Every line below should be set down exactly as it appears.

Information provided:
────────────────
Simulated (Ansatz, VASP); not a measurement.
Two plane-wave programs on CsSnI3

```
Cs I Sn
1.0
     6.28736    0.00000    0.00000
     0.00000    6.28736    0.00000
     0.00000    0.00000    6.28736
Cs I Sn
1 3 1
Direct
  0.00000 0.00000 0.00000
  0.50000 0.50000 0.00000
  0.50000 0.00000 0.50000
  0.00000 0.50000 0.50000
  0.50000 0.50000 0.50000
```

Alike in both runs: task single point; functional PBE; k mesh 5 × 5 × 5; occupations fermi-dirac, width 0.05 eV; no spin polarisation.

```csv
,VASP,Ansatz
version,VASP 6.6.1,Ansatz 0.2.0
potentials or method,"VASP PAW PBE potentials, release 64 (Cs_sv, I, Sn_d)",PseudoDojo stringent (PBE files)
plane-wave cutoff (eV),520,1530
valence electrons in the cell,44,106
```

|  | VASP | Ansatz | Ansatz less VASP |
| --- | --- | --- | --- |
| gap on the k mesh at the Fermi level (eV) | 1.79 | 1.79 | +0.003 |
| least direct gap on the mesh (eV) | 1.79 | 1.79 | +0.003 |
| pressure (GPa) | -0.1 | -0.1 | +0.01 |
────────────────

Answer space:
Simulated (Ansatz, VASP); not a measurement.
Two plane-wave programs on CsSnI3

```
Cs I Sn
1.0
     6.28736    0.00000    0.00000
     0.00000    6.28736    0.00000
     0.00000    0.00000    6.28736
Cs I Sn
1 3 1
Direct
  0.00000 0.00000 0.00000
  0.50000 0.50000 0.00000
  0.50000 0.00000 0.50000
  0.00000 0.50000 0.50000
  0.50000 0.50000 0.50000
```

Alike in both runs: task single point; functional PBE; k mesh 5 × 5 × 5; occupations fermi-dirac, width 0.05 eV; no spin polarisation.

```csv
,VASP,Ansatz
version,VASP 6.6.1,Ansatz 0.2.0
potentials or method,"VASP PAW PBE potentials, release 64 (Cs_sv, I, Sn_d)",PseudoDojo stringent (PBE files)
plane-wave cutoff (eV),520,1530
valence electrons in the cell,44,106
```

|  | VASP | Ansatz | Ansatz less VASP |
| --- | --- | --- | --- |
| gap on the k mesh at the Fermi level (eV) | 1.79 | 1.79 | +0.003 |
| least direct gap on the mesh (eV) | 1.79 | 1.79 | +0.003 |
| pressure (GPa) | -0.1 | -0.1 | +0.01 |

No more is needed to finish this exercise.